→ **REQUIREMENT**: Print out every line of the listing below without alteration.

→ **AVAILABLE DATA**:
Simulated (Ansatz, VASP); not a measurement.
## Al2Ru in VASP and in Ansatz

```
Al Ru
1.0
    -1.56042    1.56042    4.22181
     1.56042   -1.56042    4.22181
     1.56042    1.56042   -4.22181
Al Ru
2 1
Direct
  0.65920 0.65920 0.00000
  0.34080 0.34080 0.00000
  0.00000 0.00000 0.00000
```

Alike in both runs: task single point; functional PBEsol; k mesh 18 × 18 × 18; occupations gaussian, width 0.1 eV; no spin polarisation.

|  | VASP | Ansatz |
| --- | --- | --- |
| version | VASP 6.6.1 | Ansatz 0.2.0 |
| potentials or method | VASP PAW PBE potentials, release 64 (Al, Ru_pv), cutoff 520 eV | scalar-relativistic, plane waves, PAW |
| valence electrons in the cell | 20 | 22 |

→ **WRITTEN ANSWER**:
Simulated (Ansatz, VASP); not a measurement.
## Al2Ru in VASP and in Ansatz

```
Al Ru
1.0
    -1.56042    1.56042    4.22181
     1.56042   -1.56042    4.22181
     1.56042    1.56042   -4.22181
Al Ru
2 1
Direct
  0.65920 0.65920 0.00000
  0.34080 0.34080 0.00000
  0.00000 0.00000 0.00000
```

Alike in both runs: task single point; functional PBEsol; k mesh 18 × 18 × 18; occupations gaussian, width 0.1 eV; no spin polarisation.

|  | VASP | Ansatz |
| --- | --- | --- |
| version | VASP 6.6.1 | Ansatz 0.2.0 |
| potentials or method | VASP PAW PBE potentials, release 64 (Al, Ru_pv), cutoff 520 eV | scalar-relativistic, plane waves, PAW |
| valence electrons in the cell | 20 | 22 |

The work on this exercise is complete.